■ INFORMATION
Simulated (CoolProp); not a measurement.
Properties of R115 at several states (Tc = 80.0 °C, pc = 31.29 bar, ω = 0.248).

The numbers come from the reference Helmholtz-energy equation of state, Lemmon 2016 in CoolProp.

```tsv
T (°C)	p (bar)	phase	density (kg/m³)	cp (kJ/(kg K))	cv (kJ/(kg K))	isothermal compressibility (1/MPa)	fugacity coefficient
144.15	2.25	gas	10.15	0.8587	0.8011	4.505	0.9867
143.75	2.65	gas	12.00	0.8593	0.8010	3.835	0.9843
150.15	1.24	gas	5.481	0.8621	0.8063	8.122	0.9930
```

■ WORK REQUEST
Copy out the whole listing above, leaving each line exactly as it stands.

■ EXPECTED ANSWER
Simulated (CoolProp); not a measurement.
Properties of R115 at several states (Tc = 80.0 °C, pc = 31.29 bar, ω = 0.248).

The numbers come from the reference Helmholtz-energy equation of state, Lemmon 2016 in CoolProp.

```tsv
T (°C)	p (bar)	phase	density (kg/m³)	cp (kJ/(kg K))	cv (kJ/(kg K))	isothermal compressibility (1/MPa)	fugacity coefficient
144.15	2.25	gas	10.15	0.8587	0.8011	4.505	0.9867
143.75	2.65	gas	12.00	0.8593	0.8010	3.835	0.9843
150.15	1.24	gas	5.481	0.8621	0.8063	8.122	0.9930
```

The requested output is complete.